- [Dataset extract]
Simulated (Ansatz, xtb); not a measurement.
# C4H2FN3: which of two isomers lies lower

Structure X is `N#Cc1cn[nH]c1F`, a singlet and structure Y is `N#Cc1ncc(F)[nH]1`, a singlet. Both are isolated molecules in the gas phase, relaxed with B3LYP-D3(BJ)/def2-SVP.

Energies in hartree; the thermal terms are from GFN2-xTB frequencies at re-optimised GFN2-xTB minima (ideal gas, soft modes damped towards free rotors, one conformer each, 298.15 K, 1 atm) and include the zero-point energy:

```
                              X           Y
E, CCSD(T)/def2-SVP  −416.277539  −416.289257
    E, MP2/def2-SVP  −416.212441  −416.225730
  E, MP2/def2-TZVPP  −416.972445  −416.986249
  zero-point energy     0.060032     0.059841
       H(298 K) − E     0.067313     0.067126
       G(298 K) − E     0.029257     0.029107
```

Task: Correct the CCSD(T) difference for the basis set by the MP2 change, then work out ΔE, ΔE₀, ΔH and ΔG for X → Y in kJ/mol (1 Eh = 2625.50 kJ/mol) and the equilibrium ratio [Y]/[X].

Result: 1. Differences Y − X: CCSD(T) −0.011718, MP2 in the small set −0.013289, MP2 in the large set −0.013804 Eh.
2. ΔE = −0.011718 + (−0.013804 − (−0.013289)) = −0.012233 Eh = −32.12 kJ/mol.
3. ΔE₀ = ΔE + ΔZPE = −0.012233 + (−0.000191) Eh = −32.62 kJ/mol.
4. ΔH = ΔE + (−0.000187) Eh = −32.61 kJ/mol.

- [Requirement] Every line from the start of the material above through the line that contains "Structure X is" must be written out exactly, with both ends included.

- [Answer space]
Simulated (Ansatz, xtb); not a measurement.
# C4H2FN3: which of two isomers lies lower

Structure X is `N#Cc1cn[nH]c1F`, a singlet and structure Y is `N#Cc1ncc(F)[nH]1`, a singlet. Both are isolated molecules in the gas phase, relaxed with B3LYP-D3(BJ)/def2-SVP.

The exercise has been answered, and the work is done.